-------------------------

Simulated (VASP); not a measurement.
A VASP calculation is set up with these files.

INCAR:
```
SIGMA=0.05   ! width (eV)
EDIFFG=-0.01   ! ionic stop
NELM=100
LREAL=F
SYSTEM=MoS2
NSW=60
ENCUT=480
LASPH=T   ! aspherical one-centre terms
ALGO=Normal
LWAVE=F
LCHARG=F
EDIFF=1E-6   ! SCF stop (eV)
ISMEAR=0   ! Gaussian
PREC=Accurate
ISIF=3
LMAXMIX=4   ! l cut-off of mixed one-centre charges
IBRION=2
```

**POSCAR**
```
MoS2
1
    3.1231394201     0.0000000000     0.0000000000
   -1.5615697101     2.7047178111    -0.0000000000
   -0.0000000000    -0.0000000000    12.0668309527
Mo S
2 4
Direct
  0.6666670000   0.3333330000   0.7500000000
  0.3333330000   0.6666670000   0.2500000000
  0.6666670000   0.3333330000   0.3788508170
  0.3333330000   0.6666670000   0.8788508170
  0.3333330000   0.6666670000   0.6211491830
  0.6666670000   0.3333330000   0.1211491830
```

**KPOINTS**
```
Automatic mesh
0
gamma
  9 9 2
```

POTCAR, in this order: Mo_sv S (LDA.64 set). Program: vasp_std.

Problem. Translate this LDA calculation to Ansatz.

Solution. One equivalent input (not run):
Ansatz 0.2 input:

-------------------------

Work request:
In the answer, the listing above should be restated word for word.

Answer area:
Simulated (VASP); not a measurement.
A VASP calculation is set up with these files.

INCAR:
```
SIGMA=0.05   ! width (eV)
EDIFFG=-0.01   ! ionic stop
NELM=100
LREAL=F
SYSTEM=MoS2
NSW=60
ENCUT=480
LASPH=T   ! aspherical one-centre terms
ALGO=Normal
LWAVE=F
LCHARG=F
EDIFF=1E-6   ! SCF stop (eV)
ISMEAR=0   ! Gaussian
PREC=Accurate
ISIF=3
LMAXMIX=4   ! l cut-off of mixed one-centre charges
IBRION=2
```

**POSCAR**
```
MoS2
1
    3.1231394201     0.0000000000     0.0000000000
   -1.5615697101     2.7047178111    -0.0000000000
   -0.0000000000    -0.0000000000    12.0668309527
Mo S
2 4
Direct
  0.6666670000   0.3333330000   0.7500000000
  0.3333330000   0.6666670000   0.2500000000
  0.6666670000   0.3333330000   0.3788508170
  0.3333330000   0.6666670000   0.8788508170
  0.3333330000   0.6666670000   0.6211491830
  0.6666670000   0.3333330000   0.1211491830
```

**KPOINTS**
```
Automatic mesh
0
gamma
  9 9 2
```

POTCAR, in this order: Mo_sv S (LDA.64 set). Program: vasp_std.

Problem. Translate this LDA calculation to Ansatz.

Solution. One equivalent input (not run):
Ansatz 0.2 input:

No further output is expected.